[Opening Information section]

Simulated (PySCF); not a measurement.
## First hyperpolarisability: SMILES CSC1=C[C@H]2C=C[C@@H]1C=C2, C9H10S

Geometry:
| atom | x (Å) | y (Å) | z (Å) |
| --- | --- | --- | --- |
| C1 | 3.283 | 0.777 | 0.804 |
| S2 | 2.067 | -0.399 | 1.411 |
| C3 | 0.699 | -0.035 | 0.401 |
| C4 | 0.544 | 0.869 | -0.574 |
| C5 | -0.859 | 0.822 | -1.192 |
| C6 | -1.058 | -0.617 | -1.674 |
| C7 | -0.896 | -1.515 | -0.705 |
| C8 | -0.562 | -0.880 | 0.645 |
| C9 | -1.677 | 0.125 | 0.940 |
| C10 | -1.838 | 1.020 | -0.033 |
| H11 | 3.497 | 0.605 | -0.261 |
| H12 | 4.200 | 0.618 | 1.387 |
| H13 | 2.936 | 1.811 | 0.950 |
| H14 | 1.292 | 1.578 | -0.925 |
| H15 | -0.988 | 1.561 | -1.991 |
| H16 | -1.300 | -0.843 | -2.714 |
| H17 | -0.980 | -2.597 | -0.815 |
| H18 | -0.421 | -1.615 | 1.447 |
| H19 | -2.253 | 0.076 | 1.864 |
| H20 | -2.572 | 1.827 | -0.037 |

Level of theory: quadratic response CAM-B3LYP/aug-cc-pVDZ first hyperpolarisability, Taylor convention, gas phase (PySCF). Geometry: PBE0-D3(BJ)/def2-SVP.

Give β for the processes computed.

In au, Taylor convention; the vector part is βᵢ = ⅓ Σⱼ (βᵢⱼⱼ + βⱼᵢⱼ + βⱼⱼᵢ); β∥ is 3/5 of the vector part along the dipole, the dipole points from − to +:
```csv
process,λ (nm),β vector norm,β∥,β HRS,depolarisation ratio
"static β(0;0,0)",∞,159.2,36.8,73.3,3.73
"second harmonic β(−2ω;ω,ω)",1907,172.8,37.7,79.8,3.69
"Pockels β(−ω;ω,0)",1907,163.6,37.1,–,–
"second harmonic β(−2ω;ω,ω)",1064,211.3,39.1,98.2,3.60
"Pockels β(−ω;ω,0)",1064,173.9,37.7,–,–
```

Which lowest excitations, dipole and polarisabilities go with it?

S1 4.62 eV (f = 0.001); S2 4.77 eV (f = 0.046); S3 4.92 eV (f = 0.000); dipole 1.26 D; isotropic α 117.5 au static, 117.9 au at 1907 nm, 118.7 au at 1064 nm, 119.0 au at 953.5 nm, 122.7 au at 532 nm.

[Closing Information section]

Beginning with the first line above, could you copy every line exactly, up to and including the one with "1.827 | -0.037 |"?

## [Exercise solution]
Simulated (PySCF); not a measurement.
## First hyperpolarisability: SMILES CSC1=C[C@H]2C=C[C@@H]1C=C2, C9H10S

Geometry:
| atom | x (Å) | y (Å) | z (Å) |
| --- | --- | --- | --- |
| C1 | 3.283 | 0.777 | 0.804 |
| S2 | 2.067 | -0.399 | 1.411 |
| C3 | 0.699 | -0.035 | 0.401 |
| C4 | 0.544 | 0.869 | -0.574 |
| C5 | -0.859 | 0.822 | -1.192 |
| C6 | -1.058 | -0.617 | -1.674 |
| C7 | -0.896 | -1.515 | -0.705 |
| C8 | -0.562 | -0.880 | 0.645 |
| C9 | -1.677 | 0.125 | 0.940 |
| C10 | -1.838 | 1.020 | -0.033 |
| H11 | 3.497 | 0.605 | -0.261 |
| H12 | 4.200 | 0.618 | 1.387 |
| H13 | 2.936 | 1.811 | 0.950 |
| H14 | 1.292 | 1.578 | -0.925 |
| H15 | -0.988 | 1.561 | -1.991 |
| H16 | -1.300 | -0.843 | -2.714 |
| H17 | -0.980 | -2.597 | -0.815 |
| H18 | -0.421 | -1.615 | 1.447 |
| H19 | -2.253 | 0.076 | 1.864 |
| H20 | -2.572 | 1.827 | -0.037 |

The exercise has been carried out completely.